• [Work instruction] Going down the listing below, print exactly each line from the one with "The calculation used" up to and including the one with "structure is relaxed?**", and skip the rest.

• [Dataset]
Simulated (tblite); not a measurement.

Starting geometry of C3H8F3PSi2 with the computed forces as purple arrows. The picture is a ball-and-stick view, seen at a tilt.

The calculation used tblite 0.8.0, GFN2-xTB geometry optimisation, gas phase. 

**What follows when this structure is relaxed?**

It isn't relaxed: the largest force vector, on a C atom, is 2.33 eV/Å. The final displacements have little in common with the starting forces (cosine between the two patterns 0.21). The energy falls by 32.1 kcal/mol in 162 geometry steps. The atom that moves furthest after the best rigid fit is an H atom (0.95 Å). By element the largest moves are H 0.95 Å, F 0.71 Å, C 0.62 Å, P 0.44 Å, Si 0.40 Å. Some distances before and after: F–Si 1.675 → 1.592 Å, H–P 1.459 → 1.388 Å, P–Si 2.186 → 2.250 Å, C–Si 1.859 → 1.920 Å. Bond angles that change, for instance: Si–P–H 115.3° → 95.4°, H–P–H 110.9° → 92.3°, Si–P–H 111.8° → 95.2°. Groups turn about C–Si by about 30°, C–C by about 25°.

• [Answer space]
The calculation used tblite 0.8.0, GFN2-xTB geometry optimisation, gas phase. 

**What follows when this structure is relaxed?**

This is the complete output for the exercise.